[Start of Attachment]

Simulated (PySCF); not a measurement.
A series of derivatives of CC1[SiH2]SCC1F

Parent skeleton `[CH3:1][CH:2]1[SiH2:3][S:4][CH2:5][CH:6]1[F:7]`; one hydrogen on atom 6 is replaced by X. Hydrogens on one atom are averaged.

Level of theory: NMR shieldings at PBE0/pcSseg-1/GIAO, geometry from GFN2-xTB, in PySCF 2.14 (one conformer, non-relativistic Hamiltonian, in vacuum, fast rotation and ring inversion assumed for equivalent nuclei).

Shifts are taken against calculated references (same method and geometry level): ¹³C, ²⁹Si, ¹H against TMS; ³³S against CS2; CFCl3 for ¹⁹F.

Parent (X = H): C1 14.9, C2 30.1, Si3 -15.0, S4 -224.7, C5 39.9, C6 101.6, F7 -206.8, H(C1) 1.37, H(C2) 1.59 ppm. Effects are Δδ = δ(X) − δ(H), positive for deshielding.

[End of Attachment]

In the entries above, find the line with "A series of derivatives of CC1[SiH2]SCC1F" and the line with "atom are averaged.", then set down exactly those two and every line between them, nothing else.

A series of derivatives of CC1[SiH2]SCC1F

Parent skeleton `[CH3:1][CH:2]1[SiH2:3][S:4][CH2:5][CH:6]1[F:7]`; one hydrogen on atom 6 is replaced by X. Hydrogens on one atom are averaged.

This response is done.